WORK ITEM
Your response should consist of the full data, set down exactly.

[RECORDS SHOWN]
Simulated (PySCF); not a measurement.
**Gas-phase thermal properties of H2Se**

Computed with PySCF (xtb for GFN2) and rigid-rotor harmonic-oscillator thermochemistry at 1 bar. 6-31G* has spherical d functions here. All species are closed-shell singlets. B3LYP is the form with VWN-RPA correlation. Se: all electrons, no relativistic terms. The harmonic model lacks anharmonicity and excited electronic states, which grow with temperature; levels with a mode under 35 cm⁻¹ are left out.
[/RECORDS SHOWN]

PROBLEM SOLUTION
Simulated (PySCF); not a measurement.
**Gas-phase thermal properties of H2Se**

Computed with PySCF (xtb for GFN2) and rigid-rotor harmonic-oscillator thermochemistry at 1 bar. 6-31G* has spherical d functions here. All species are closed-shell singlets. B3LYP is the form with VWN-RPA correlation. Se: all electrons, no relativistic terms. The harmonic model lacks anharmonicity and excited electronic states, which grow with temperature; levels with a mode under 35 cm⁻¹ are left out.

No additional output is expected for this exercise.